Data for analysis:
^^^^^^^^

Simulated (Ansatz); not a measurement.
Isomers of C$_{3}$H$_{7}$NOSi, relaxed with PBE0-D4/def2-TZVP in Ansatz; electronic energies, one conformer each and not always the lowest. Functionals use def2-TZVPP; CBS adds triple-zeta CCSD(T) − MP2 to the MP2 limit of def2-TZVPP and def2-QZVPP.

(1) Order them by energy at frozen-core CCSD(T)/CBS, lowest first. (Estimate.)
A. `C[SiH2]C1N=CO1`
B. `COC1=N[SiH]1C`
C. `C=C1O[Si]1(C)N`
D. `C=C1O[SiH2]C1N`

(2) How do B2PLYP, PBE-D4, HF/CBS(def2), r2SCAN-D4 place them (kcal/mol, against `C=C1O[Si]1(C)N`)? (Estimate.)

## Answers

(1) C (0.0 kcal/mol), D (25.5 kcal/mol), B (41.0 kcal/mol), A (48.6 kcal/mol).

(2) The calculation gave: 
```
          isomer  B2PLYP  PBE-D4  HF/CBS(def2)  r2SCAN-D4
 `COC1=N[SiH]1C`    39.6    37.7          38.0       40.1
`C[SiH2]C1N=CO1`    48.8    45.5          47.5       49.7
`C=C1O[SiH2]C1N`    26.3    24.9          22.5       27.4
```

^^^^^^^^

Assigned task: All of the data must be returned exactly.

Task response:
Simulated (Ansatz); not a measurement.
Isomers of C$_{3}$H$_{7}$NOSi, relaxed with PBE0-D4/def2-TZVP in Ansatz; electronic energies, one conformer each and not always the lowest. Functionals use def2-TZVPP; CBS adds triple-zeta CCSD(T) − MP2 to the MP2 limit of def2-TZVPP and def2-QZVPP.

(1) Order them by energy at frozen-core CCSD(T)/CBS, lowest first. (Estimate.)
A. `C[SiH2]C1N=CO1`
B. `COC1=N[SiH]1C`
C. `C=C1O[Si]1(C)N`
D. `C=C1O[SiH2]C1N`

(2) How do B2PLYP, PBE-D4, HF/CBS(def2), r2SCAN-D4 place them (kcal/mol, against `C=C1O[Si]1(C)N`)? (Estimate.)

## Answers

(1) C (0.0 kcal/mol), D (25.5 kcal/mol), B (41.0 kcal/mol), A (48.6 kcal/mol).

(2) The calculation gave: 
```
          isomer  B2PLYP  PBE-D4  HF/CBS(def2)  r2SCAN-D4
 `COC1=N[SiH]1C`    39.6    37.7          38.0       40.1
`C[SiH2]C1N=CO1`    48.8    45.5          47.5       49.7
`C=C1O[SiH2]C1N`    26.3    24.9          22.5       27.4
```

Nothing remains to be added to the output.